-- Requirement --
Beneath this instruction is a listing; print exactly the lines in it starting at the line that contains "The reference isn't" and going through the line that contains "A shift is the".

-- Data section --
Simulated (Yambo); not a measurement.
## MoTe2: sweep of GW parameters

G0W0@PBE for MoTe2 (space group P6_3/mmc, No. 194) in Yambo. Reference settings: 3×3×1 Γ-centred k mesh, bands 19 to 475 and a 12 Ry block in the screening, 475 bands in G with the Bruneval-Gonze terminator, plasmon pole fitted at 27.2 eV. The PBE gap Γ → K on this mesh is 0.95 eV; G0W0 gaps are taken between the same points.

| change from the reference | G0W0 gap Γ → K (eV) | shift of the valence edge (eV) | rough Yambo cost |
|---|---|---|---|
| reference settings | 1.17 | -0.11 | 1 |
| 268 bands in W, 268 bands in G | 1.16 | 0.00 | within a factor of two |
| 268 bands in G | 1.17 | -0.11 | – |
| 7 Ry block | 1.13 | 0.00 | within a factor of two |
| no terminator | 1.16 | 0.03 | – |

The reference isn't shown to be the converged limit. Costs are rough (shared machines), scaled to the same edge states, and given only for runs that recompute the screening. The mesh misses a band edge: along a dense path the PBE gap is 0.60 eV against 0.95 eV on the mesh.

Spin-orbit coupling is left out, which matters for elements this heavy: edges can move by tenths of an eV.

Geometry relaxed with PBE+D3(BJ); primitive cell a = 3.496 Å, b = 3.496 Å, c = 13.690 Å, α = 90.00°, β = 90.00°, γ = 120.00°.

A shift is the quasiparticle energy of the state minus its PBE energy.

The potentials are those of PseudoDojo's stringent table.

-- Expected answer --
The reference isn't shown to be the converged limit. Costs are rough (shared machines), scaled to the same edge states, and given only for runs that recompute the screening. The mesh misses a band edge: along a dense path the PBE gap is 0.60 eV against 0.95 eV on the mesh.

Spin-orbit coupling is left out, which matters for elements this heavy: edges can move by tenths of an eV.

Geometry relaxed with PBE+D3(BJ); primitive cell a = 3.496 Å, b = 3.496 Å, c = 13.690 Å, α = 90.00°, β = 90.00°, γ = 120.00°.

A shift is the quasiparticle energy of the state minus its PBE energy.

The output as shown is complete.